- _DATA EXCERPTS_
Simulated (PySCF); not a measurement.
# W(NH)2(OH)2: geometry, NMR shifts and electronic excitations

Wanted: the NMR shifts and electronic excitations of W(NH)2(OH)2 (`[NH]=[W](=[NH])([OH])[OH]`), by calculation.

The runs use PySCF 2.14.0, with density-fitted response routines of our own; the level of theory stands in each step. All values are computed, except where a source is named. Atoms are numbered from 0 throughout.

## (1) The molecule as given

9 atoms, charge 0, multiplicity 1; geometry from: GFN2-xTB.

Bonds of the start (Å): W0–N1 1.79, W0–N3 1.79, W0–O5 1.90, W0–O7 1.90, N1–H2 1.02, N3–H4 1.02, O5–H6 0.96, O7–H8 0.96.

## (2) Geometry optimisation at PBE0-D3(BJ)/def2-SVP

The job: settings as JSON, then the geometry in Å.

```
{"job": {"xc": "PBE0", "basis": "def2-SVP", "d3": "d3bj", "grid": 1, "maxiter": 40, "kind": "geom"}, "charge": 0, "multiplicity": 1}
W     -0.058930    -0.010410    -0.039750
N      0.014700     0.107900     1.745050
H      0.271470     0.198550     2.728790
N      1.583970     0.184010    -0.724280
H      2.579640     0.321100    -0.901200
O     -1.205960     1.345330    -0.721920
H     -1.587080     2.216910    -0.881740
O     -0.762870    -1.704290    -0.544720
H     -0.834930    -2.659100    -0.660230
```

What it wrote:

- _TASK ITEM_
When you reach the line containing "Wanted: the NMR" in the data above, start copying exactly, and stop after the line containing "## (2) Geometry".

- _RESULT_
Wanted: the NMR shifts and electronic excitations of W(NH)2(OH)2 (`[NH]=[W](=[NH])([OH])[OH]`), by calculation.

The runs use PySCF 2.14.0, with density-fitted response routines of our own; the level of theory stands in each step. All values are computed, except where a source is named. Atoms are numbered from 0 throughout.

## (1) The molecule as given

9 atoms, charge 0, multiplicity 1; geometry from: GFN2-xTB.

Bonds of the start (Å): W0–N1 1.79, W0–N3 1.79, W0–O5 1.90, W0–O7 1.90, N1–H2 1.02, N3–H4 1.02, O5–H6 0.96, O7–H8 0.96.

## (2) Geometry optimisation at PBE0-D3(BJ)/def2-SVP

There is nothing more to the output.